==================================================

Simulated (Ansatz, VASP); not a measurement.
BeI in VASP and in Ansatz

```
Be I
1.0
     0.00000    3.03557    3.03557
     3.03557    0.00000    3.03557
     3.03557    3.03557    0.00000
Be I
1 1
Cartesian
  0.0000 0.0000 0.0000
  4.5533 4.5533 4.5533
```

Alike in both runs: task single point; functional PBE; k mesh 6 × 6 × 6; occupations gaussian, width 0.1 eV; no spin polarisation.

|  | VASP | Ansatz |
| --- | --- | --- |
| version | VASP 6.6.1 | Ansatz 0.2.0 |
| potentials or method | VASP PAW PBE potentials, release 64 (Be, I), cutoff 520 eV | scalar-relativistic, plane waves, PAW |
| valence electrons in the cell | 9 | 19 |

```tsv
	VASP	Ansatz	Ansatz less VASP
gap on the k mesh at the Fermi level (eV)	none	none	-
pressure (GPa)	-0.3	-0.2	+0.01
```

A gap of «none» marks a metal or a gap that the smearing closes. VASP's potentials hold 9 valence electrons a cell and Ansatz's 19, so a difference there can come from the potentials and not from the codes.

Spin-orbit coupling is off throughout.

==================================================

* Activity
Go through the records from the first line and copy each one exactly, ending after the line that contains "from the codes.". Give nothing else.

* Written reply
Simulated (Ansatz, VASP); not a measurement.
BeI in VASP and in Ansatz

```
Be I
1.0
     0.00000    3.03557    3.03557
     3.03557    0.00000    3.03557
     3.03557    3.03557    0.00000
Be I
1 1
Cartesian
  0.0000 0.0000 0.0000
  4.5533 4.5533 4.5533
```

Alike in both runs: task single point; functional PBE; k mesh 6 × 6 × 6; occupations gaussian, width 0.1 eV; no spin polarisation.

|  | VASP | Ansatz |
| --- | --- | --- |
| version | VASP 6.6.1 | Ansatz 0.2.0 |
| potentials or method | VASP PAW PBE potentials, release 64 (Be, I), cutoff 520 eV | scalar-relativistic, plane waves, PAW |
| valence electrons in the cell | 9 | 19 |

```tsv
	VASP	Ansatz	Ansatz less VASP
gap on the k mesh at the Fermi level (eV)	none	none	-
pressure (GPa)	-0.3	-0.2	+0.01
```

A gap of «none» marks a metal or a gap that the smearing closes. VASP's potentials hold 9 valence electrons a cell and Ansatz's 19, so a difference there can come from the potentials and not from the codes.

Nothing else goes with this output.